WORK TASK: Word for word, restate the lines from the start of the data below through the line containing "Dissolve 0.14 mol/kgw".

□ □ □

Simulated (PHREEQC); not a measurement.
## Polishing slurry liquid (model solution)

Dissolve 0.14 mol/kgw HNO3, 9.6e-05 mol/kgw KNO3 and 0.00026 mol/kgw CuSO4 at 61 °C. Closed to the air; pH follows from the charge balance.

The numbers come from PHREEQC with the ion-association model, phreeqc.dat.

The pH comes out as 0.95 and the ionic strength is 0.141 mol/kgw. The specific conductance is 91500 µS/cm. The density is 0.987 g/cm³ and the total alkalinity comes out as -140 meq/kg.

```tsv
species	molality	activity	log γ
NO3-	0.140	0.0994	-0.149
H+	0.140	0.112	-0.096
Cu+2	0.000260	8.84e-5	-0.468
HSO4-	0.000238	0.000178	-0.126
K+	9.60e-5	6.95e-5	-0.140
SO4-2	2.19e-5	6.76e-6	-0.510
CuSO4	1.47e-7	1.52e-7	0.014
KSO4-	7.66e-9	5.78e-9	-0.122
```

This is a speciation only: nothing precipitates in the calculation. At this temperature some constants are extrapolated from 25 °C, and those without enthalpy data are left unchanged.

□ □ □

RESPONSE AREA:
Simulated (PHREEQC); not a measurement.
## Polishing slurry liquid (model solution)

Dissolve 0.14 mol/kgw HNO3, 9.6e-05 mol/kgw KNO3 and 0.00026 mol/kgw CuSO4 at 61 °C. Closed to the air; pH follows from the charge balance.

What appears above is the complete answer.